*** Opening GIVEN INFORMATION ***
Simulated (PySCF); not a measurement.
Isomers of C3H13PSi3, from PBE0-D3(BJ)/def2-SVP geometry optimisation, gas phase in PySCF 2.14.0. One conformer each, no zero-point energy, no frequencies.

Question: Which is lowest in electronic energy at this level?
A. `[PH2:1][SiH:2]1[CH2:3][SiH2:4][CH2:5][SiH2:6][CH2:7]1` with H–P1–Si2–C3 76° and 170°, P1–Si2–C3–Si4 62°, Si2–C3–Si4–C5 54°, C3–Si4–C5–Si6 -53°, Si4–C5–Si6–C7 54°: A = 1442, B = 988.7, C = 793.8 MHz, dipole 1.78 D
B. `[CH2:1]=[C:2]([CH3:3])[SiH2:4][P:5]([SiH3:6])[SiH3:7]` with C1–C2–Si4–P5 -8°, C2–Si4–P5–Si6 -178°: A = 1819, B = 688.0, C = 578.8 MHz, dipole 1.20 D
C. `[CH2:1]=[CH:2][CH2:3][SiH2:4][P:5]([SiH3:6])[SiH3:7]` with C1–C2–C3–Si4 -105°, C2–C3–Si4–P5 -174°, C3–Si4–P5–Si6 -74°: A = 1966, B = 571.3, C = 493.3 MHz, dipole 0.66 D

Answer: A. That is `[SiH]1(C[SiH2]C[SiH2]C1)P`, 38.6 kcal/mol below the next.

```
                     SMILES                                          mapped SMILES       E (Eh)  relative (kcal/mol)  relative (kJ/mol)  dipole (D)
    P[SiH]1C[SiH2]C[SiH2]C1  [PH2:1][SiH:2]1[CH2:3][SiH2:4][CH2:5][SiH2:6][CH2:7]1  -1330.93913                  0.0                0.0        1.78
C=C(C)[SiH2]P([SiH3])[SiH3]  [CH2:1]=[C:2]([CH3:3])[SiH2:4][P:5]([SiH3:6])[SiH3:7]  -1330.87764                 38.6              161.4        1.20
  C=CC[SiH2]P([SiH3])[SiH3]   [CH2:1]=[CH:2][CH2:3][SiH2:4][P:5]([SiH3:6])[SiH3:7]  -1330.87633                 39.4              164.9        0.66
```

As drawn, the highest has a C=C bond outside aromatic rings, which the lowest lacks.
*** Closing GIVEN INFORMATION ***

Would you copy, unchanged, the stretch of the records above that begins at the line containing "Isomers of C3H13PSi3, from" and ends at the line containing "Question: Which is", and only that?

## RESPONSE AREA
Isomers of C3H13PSi3, from PBE0-D3(BJ)/def2-SVP geometry optimisation, gas phase in PySCF 2.14.0. One conformer each, no zero-point energy, no frequencies.

Question: Which is lowest in electronic energy at this level?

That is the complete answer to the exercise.